Task item> Word for word, repeat all of the entries below.

Data for review>
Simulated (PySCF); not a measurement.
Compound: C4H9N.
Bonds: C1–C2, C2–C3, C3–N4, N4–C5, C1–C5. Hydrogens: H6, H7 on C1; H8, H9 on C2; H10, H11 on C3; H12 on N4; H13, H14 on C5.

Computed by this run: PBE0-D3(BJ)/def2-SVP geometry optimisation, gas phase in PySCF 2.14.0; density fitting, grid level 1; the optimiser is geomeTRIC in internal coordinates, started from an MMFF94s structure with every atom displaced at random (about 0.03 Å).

Expected answer>
Simulated (PySCF); not a measurement.
Compound: C4H9N.
Bonds: C1–C2, C2–C3, C3–N4, N4–C5, C1–C5. Hydrogens: H6, H7 on C1; H8, H9 on C2; H10, H11 on C3; H12 on N4; H13, H14 on C5.

Computed by this run: PBE0-D3(BJ)/def2-SVP geometry optimisation, gas phase in PySCF 2.14.0; density fitting, grid level 1; the optimiser is geomeTRIC in internal coordinates, started from an MMFF94s structure with every atom displaced at random (about 0.03 Å).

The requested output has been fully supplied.